### Work task
Return the data below exactly, stopping after the line with "Alike in both".

### Extracted material
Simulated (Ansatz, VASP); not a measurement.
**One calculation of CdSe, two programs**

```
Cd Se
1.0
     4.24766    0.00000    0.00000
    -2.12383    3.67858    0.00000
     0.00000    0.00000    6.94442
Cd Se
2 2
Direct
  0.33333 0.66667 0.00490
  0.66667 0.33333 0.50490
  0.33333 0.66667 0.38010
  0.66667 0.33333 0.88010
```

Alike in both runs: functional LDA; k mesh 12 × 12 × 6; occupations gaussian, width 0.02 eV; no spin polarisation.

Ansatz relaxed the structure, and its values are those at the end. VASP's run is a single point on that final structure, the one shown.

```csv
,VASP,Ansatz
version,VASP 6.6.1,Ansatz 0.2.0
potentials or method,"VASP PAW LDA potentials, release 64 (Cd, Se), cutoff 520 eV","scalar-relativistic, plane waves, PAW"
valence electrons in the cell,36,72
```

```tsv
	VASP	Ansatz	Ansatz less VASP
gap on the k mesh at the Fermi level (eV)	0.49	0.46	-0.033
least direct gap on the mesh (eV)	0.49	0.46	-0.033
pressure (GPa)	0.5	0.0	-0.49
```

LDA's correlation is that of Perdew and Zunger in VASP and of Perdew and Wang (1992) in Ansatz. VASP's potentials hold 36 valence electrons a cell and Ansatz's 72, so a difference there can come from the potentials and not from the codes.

### Expected answer
Simulated (Ansatz, VASP); not a measurement.
**One calculation of CdSe, two programs**

```
Cd Se
1.0
     4.24766    0.00000    0.00000
    -2.12383    3.67858    0.00000
     0.00000    0.00000    6.94442
Cd Se
2 2
Direct
  0.33333 0.66667 0.00490
  0.66667 0.33333 0.50490
  0.33333 0.66667 0.38010
  0.66667 0.33333 0.88010
```

Alike in both runs: functional LDA; k mesh 12 × 12 × 6; occupations gaussian, width 0.02 eV; no spin polarisation.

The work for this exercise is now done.